◆ ACTIVITY
Output only the lines below that start at the line containing "Q: Some entries are withheld; supply them." and end at the line containing "- 346.7, Clausius-Clapeyron: 1.009", with both ends kept.

◆ ◆ ◆ ◆ ◆

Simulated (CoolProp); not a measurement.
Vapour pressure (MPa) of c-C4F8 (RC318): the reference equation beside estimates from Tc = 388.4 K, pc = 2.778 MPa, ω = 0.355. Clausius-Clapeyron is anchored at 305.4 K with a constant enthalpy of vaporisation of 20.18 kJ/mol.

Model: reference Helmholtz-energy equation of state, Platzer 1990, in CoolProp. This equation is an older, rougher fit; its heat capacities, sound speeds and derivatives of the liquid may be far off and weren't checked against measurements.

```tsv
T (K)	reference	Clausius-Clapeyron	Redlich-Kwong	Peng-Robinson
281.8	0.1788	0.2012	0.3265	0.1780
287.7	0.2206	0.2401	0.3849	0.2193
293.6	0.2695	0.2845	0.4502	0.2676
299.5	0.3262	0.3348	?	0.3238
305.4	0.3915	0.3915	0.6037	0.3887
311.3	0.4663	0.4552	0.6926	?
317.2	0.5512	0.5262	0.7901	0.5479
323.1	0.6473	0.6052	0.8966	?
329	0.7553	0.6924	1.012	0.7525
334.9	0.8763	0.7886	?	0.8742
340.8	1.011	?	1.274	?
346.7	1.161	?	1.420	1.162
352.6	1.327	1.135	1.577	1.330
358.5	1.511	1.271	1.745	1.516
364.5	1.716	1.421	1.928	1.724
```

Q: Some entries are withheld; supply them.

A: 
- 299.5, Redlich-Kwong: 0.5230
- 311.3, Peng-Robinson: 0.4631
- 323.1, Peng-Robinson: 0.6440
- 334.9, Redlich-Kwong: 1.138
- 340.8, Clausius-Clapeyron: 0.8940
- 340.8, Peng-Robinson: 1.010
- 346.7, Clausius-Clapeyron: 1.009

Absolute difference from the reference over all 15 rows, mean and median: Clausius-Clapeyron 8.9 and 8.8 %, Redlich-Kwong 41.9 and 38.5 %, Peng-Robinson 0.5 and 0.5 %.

◆ ◆ ◆ ◆ ◆

◆ RESPONSE
Q: Some entries are withheld; supply them.

A: 
- 299.5, Redlich-Kwong: 0.5230
- 311.3, Peng-Robinson: 0.4631
- 323.1, Peng-Robinson: 0.6440
- 334.9, Redlich-Kwong: 1.138
- 340.8, Clausius-Clapeyron: 0.8940
- 340.8, Peng-Robinson: 1.010
- 346.7, Clausius-Clapeyron: 1.009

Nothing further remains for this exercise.